■ WORK ITEM
In your answer, copy every entry that follows exactly.

** Opening ENTRIES PROVIDED block **

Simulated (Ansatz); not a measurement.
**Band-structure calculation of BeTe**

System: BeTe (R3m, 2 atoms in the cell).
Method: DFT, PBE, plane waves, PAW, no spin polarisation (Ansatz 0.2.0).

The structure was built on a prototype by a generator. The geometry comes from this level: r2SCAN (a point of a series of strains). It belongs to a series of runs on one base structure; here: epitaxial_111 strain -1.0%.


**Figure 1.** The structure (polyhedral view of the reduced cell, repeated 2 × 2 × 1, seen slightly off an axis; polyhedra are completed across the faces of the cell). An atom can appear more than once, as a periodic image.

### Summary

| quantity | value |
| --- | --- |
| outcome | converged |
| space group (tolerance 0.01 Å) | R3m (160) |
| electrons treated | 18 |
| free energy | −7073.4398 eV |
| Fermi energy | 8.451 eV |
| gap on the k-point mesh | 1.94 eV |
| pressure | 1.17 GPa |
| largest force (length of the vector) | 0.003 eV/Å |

** Closing ENTRIES PROVIDED block **

■ WRITTEN REPLY
Simulated (Ansatz); not a measurement.
**Band-structure calculation of BeTe**

System: BeTe (R3m, 2 atoms in the cell).
Method: DFT, PBE, plane waves, PAW, no spin polarisation (Ansatz 0.2.0).

The structure was built on a prototype by a generator. The geometry comes from this level: r2SCAN (a point of a series of strains). It belongs to a series of runs on one base structure; here: epitaxial_111 strain -1.0%.


**Figure 1.** The structure (polyhedral view of the reduced cell, repeated 2 × 2 × 1, seen slightly off an axis; polyhedra are completed across the faces of the cell). An atom can appear more than once, as a periodic image.

### Summary

| quantity | value |
| --- | --- |
| outcome | converged |
| space group (tolerance 0.01 Å) | R3m (160) |
| electrons treated | 18 |
| free energy | −7073.4398 eV |
| Fermi energy | 8.451 eV |
| gap on the k-point mesh | 1.94 eV |
| pressure | 1.17 GPa |
| largest force (length of the vector) | 0.003 eV/Å |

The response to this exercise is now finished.